** Source data **
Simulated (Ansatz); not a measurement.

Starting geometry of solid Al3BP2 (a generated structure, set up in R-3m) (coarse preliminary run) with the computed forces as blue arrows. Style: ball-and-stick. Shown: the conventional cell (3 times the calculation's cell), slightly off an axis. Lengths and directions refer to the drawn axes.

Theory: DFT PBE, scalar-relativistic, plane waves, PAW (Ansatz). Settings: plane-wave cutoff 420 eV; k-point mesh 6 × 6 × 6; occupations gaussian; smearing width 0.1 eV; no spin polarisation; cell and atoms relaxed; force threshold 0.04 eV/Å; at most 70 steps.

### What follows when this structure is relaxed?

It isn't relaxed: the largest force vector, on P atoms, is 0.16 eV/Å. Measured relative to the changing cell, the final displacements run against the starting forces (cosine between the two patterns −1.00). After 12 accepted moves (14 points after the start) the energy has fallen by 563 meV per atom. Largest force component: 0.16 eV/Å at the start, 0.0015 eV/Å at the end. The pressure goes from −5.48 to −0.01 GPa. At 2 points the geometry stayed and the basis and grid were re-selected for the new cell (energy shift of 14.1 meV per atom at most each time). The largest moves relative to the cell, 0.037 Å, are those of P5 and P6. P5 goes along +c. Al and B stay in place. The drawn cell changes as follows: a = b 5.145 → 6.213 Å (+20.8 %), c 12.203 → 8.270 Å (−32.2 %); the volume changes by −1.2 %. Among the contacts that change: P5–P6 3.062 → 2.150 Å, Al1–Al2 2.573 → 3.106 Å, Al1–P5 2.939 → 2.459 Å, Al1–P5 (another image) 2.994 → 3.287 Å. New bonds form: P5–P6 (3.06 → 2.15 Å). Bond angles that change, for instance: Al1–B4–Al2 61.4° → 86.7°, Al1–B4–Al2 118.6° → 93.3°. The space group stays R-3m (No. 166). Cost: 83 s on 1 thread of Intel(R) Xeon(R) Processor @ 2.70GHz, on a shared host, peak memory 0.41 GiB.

** Work order **
The output must consist solely of the lines from the first line of the records through the line containing "Starting geometry of", reproduced exactly.

** Response area **
Simulated (Ansatz); not a measurement.

Starting geometry of solid Al3BP2 (a generated structure, set up in R-3m) (coarse preliminary run) with the computed forces as blue arrows. Style: ball-and-stick. Shown: the conventional cell (3 times the calculation's cell), slightly off an axis. Lengths and directions refer to the drawn axes.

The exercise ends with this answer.